*Action item*: Copy out, unchanged, every line from the start of the records to the line that contains "at 1675 °C.", and stop there.

*Provided data*:
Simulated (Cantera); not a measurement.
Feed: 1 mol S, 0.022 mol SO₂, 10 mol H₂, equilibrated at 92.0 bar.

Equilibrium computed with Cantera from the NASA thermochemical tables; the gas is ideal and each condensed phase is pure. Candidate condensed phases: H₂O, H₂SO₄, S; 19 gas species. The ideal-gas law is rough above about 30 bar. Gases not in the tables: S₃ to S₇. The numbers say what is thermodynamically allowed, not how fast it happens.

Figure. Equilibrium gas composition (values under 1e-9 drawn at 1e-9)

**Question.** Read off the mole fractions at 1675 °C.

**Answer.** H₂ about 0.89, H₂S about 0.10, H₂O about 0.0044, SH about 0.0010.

*Exercise solution*:
Simulated (Cantera); not a measurement.
Feed: 1 mol S, 0.022 mol SO₂, 10 mol H₂, equilibrated at 92.0 bar.

Equilibrium computed with Cantera from the NASA thermochemical tables; the gas is ideal and each condensed phase is pure. Candidate condensed phases: H₂O, H₂SO₄, S; 19 gas species. The ideal-gas law is rough above about 30 bar. Gases not in the tables: S₃ to S₇. The numbers say what is thermodynamically allowed, not how fast it happens.

Figure. Equilibrium gas composition (values under 1e-9 drawn at 1e-9)

**Question.** Read off the mole fractions at 1675 °C.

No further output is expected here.